EXTRACTED RECORDS.
>>>>>

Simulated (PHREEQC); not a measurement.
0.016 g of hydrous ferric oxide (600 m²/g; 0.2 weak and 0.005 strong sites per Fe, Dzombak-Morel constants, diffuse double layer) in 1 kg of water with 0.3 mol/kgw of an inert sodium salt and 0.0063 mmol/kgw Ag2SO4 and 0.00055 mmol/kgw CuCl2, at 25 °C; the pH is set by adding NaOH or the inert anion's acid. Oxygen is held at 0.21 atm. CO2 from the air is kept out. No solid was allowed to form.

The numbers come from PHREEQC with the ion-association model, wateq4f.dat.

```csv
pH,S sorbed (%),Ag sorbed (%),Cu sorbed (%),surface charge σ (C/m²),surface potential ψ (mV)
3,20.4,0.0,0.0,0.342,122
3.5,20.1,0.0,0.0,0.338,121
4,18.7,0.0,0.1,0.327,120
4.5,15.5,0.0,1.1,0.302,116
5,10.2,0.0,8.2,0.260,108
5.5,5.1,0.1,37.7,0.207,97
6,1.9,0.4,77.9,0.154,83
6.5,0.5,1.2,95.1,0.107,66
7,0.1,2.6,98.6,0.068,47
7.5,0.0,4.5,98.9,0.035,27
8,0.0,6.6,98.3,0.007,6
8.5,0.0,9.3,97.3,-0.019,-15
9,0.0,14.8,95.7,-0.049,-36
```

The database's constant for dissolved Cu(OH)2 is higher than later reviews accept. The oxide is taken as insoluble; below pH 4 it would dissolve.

<<<<<

WORK REQUEST.
Could you return, word for word, only the lines running from the first line of the material above to the line that contains "0.016 g of hydrous", inclusive?

WORKED SOLUTION.
Simulated (PHREEQC); not a measurement.
0.016 g of hydrous ferric oxide (600 m²/g; 0.2 weak and 0.005 strong sites per Fe, Dzombak-Morel constants, diffuse double layer) in 1 kg of water with 0.3 mol/kgw of an inert sodium salt and 0.0063 mmol/kgw Ag2SO4 and 0.00055 mmol/kgw CuCl2, at 25 °C; the pH is set by adding NaOH or the inert anion's acid. Oxygen is held at 0.21 atm. CO2 from the air is kept out. No solid was allowed to form.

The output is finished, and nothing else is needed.